## Supplied entries
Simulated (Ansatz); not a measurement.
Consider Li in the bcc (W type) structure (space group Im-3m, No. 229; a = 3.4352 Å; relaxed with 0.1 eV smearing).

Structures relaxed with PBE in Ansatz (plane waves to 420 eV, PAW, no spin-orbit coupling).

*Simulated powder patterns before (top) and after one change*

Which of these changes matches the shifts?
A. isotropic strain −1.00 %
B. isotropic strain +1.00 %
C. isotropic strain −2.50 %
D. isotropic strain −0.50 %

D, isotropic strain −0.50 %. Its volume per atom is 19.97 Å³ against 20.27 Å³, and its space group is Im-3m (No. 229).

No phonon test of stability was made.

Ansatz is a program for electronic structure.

## Work order
For this exercise, write all the records out again exactly.

## Solution
Simulated (Ansatz); not a measurement.
Consider Li in the bcc (W type) structure (space group Im-3m, No. 229; a = 3.4352 Å; relaxed with 0.1 eV smearing).

Structures relaxed with PBE in Ansatz (plane waves to 420 eV, PAW, no spin-orbit coupling).

*Simulated powder patterns before (top) and after one change*

Which of these changes matches the shifts?
A. isotropic strain −1.00 %
B. isotropic strain +1.00 %
C. isotropic strain −2.50 %
D. isotropic strain −0.50 %

D, isotropic strain −0.50 %. Its volume per atom is 19.97 Å³ against 20.27 Å³, and its space group is Im-3m (No. 229).

No phonon test of stability was made.

Ansatz is a program for electronic structure.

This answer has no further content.